#### Action item
Up to and including the line with "### Step 2. PBE0-D4 in def2-SVP", reproduce the listing below exactly, beginning at its first line.

#### Supplied records
>>>>>
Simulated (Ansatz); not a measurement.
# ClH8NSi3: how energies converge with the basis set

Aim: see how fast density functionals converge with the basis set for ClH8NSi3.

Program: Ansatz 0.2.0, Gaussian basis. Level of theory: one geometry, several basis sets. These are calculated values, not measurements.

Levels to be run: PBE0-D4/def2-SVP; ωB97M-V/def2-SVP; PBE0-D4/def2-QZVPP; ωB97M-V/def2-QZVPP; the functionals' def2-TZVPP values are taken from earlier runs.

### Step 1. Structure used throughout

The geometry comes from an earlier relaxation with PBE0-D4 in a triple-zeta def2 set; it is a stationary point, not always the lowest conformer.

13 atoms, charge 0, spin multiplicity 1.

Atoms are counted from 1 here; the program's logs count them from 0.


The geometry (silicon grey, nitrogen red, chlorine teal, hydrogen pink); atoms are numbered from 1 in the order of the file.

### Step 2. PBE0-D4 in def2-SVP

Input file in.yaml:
<<<<<

#### Exercise output
Simulated (Ansatz); not a measurement.
# ClH8NSi3: how energies converge with the basis set

Aim: see how fast density functionals converge with the basis set for ClH8NSi3.

Program: Ansatz 0.2.0, Gaussian basis. Level of theory: one geometry, several basis sets. These are calculated values, not measurements.

Levels to be run: PBE0-D4/def2-SVP; ωB97M-V/def2-SVP; PBE0-D4/def2-QZVPP; ωB97M-V/def2-QZVPP; the functionals' def2-TZVPP values are taken from earlier runs.

### Step 1. Structure used throughout

The geometry comes from an earlier relaxation with PBE0-D4 in a triple-zeta def2 set; it is a stationary point, not always the lowest conformer.

13 atoms, charge 0, spin multiplicity 1.

Atoms are counted from 1 here; the program's logs count them from 0.


The geometry (silicon grey, nitrogen red, chlorine teal, hydrogen pink); atoms are numbered from 1 in the order of the file.

### Step 2. PBE0-D4 in def2-SVP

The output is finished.